__MATERIAL SUPPLIED__
_ _ _
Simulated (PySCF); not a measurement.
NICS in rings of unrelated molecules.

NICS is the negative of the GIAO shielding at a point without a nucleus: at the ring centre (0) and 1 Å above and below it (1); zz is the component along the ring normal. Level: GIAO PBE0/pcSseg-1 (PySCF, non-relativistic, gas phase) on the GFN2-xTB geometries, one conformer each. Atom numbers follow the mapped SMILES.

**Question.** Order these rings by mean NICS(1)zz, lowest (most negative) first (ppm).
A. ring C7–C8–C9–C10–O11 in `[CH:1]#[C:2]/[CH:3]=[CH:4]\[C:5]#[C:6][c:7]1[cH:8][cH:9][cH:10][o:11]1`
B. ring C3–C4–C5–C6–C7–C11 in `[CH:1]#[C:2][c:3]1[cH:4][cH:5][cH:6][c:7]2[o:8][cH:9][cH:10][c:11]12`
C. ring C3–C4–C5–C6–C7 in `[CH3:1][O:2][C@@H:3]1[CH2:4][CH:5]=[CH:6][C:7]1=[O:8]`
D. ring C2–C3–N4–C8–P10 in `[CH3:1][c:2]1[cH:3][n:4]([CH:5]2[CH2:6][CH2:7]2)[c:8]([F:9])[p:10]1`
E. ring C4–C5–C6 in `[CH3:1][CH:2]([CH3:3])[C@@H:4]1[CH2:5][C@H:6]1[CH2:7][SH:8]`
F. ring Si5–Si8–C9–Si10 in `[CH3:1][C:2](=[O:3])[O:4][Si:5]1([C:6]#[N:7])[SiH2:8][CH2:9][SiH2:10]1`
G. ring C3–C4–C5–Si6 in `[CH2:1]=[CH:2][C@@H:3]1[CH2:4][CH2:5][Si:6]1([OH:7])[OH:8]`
_ _ _

__WORK REQUEST__
Give every entry back exactly as it was written above.

__WORKED SOLUTION__
Simulated (PySCF); not a measurement.
NICS in rings of unrelated molecules.

NICS is the negative of the GIAO shielding at a point without a nucleus: at the ring centre (0) and 1 Å above and below it (1); zz is the component along the ring normal. Level: GIAO PBE0/pcSseg-1 (PySCF, non-relativistic, gas phase) on the GFN2-xTB geometries, one conformer each. Atom numbers follow the mapped SMILES.

**Question.** Order these rings by mean NICS(1)zz, lowest (most negative) first (ppm).
A. ring C7–C8–C9–C10–O11 in `[CH:1]#[C:2]/[CH:3]=[CH:4]\[C:5]#[C:6][c:7]1[cH:8][cH:9][cH:10][o:11]1`
B. ring C3–C4–C5–C6–C7–C11 in `[CH:1]#[C:2][c:3]1[cH:4][cH:5][cH:6][c:7]2[o:8][cH:9][cH:10][c:11]12`
C. ring C3–C4–C5–C6–C7 in `[CH3:1][O:2][C@@H:3]1[CH2:4][CH:5]=[CH:6][C:7]1=[O:8]`
D. ring C2–C3–N4–C8–P10 in `[CH3:1][c:2]1[cH:3][n:4]([CH:5]2[CH2:6][CH2:7]2)[c:8]([F:9])[p:10]1`
E. ring C4–C5–C6 in `[CH3:1][CH:2]([CH3:3])[C@@H:4]1[CH2:5][C@H:6]1[CH2:7][SH:8]`
F. ring Si5–Si8–C9–Si10 in `[CH3:1][C:2](=[O:3])[O:4][Si:5]1([C:6]#[N:7])[SiH2:8][CH2:9][SiH2:10]1`
G. ring C3–C4–C5–Si6 in `[CH2:1]=[CH:2][C@@H:3]1[CH2:4][CH2:5][Si:6]1([OH:7])[OH:8]`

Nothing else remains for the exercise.